> [Dataset]:
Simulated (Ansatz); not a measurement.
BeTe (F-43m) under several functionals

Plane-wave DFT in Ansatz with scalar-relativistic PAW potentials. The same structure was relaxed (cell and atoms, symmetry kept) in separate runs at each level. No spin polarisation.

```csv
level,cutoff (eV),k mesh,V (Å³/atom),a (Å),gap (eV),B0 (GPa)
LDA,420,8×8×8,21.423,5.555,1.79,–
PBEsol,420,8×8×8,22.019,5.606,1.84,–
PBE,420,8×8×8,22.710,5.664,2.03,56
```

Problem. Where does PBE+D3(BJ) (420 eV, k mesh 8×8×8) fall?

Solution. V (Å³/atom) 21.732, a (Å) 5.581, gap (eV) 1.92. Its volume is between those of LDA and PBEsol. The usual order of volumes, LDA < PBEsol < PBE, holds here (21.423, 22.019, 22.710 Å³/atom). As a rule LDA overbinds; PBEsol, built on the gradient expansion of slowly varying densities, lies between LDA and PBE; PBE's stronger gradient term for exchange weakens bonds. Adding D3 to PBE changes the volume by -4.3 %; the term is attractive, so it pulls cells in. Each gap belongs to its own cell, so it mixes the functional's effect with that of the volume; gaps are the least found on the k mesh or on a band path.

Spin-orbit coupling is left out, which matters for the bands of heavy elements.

> [Work task]: In the entries above, find the line with "Plane-wave DFT in" and the line with "Problem. Where does", then set down exactly those two and every line between them, nothing else.

> [Problem solution]:
Plane-wave DFT in Ansatz with scalar-relativistic PAW potentials. The same structure was relaxed (cell and atoms, symmetry kept) in separate runs at each level. No spin polarisation.

```csv
level,cutoff (eV),k mesh,V (Å³/atom),a (Å),gap (eV),B0 (GPa)
LDA,420,8×8×8,21.423,5.555,1.79,–
PBEsol,420,8×8×8,22.019,5.606,1.84,–
PBE,420,8×8×8,22.710,5.664,2.03,56
```

Problem. Where does PBE+D3(BJ) (420 eV, k mesh 8×8×8) fall?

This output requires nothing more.